• Work instruction
Set down each line from the start of the material exactly, please, up to and including the one that contains "Problem. Estimate the wall time of this run.".

• Given information
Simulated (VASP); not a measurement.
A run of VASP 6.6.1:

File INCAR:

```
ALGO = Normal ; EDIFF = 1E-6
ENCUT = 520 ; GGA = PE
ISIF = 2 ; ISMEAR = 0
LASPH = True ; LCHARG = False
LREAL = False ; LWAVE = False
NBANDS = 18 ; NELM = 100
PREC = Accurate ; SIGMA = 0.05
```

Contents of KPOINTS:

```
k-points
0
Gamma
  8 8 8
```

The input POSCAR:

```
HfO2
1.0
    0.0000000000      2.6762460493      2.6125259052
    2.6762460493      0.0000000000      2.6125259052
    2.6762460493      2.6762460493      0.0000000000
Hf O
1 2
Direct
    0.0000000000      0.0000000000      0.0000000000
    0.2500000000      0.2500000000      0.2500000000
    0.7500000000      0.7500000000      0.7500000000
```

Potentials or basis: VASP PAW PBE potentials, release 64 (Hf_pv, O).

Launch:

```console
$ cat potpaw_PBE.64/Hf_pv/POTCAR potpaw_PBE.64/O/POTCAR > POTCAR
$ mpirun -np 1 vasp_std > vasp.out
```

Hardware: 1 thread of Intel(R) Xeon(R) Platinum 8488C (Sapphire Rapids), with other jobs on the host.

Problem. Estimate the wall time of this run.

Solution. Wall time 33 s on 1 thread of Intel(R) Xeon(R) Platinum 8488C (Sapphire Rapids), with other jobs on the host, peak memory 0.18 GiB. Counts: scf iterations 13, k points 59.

• Reply
Simulated (VASP); not a measurement.
A run of VASP 6.6.1:

File INCAR:

```
ALGO = Normal ; EDIFF = 1E-6
ENCUT = 520 ; GGA = PE
ISIF = 2 ; ISMEAR = 0
LASPH = True ; LCHARG = False
LREAL = False ; LWAVE = False
NBANDS = 18 ; NELM = 100
PREC = Accurate ; SIGMA = 0.05
```

Contents of KPOINTS:

```
k-points
0
Gamma
  8 8 8
```

The input POSCAR:

```
HfO2
1.0
    0.0000000000      2.6762460493      2.6125259052
    2.6762460493      0.0000000000      2.6125259052
    2.6762460493      2.6762460493      0.0000000000
Hf O
1 2
Direct
    0.0000000000      0.0000000000      0.0000000000
    0.2500000000      0.2500000000      0.2500000000
    0.7500000000      0.7500000000      0.7500000000
```

Potentials or basis: VASP PAW PBE potentials, release 64 (Hf_pv, O).

Launch:

```console
$ cat potpaw_PBE.64/Hf_pv/POTCAR potpaw_PBE.64/O/POTCAR > POTCAR
$ mpirun -np 1 vasp_std > vasp.out
```

Hardware: 1 thread of Intel(R) Xeon(R) Platinum 8488C (Sapphire Rapids), with other jobs on the host.

Problem. Estimate the wall time of this run.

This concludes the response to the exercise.